> WORK ORDER
Return all the records, each one exactly as given.

> ENTRIES PROVIDED
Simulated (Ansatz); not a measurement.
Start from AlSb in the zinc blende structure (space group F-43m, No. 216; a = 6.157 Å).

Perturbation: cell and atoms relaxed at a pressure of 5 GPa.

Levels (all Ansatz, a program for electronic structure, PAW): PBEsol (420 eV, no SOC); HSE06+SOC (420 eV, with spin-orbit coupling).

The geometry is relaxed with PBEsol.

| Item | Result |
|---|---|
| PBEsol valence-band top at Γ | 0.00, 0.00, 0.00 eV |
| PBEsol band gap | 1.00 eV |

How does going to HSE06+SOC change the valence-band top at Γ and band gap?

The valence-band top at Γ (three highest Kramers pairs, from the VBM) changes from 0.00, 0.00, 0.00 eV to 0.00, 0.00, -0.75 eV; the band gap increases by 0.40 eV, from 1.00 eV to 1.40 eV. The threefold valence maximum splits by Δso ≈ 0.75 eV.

> ANSWER SECTION
Simulated (Ansatz); not a measurement.
Start from AlSb in the zinc blende structure (space group F-43m, No. 216; a = 6.157 Å).

Perturbation: cell and atoms relaxed at a pressure of 5 GPa.

Levels (all Ansatz, a program for electronic structure, PAW): PBEsol (420 eV, no SOC); HSE06+SOC (420 eV, with spin-orbit coupling).

The geometry is relaxed with PBEsol.

| Item | Result |
|---|---|
| PBEsol valence-band top at Γ | 0.00, 0.00, 0.00 eV |
| PBEsol band gap | 1.00 eV |

How does going to HSE06+SOC change the valence-band top at Γ and band gap?

The valence-band top at Γ (three highest Kramers pairs, from the VBM) changes from 0.00, 0.00, 0.00 eV to 0.00, 0.00, -0.75 eV; the band gap increases by 0.40 eV, from 1.00 eV to 1.40 eV. The threefold valence maximum splits by Δso ≈ 0.75 eV.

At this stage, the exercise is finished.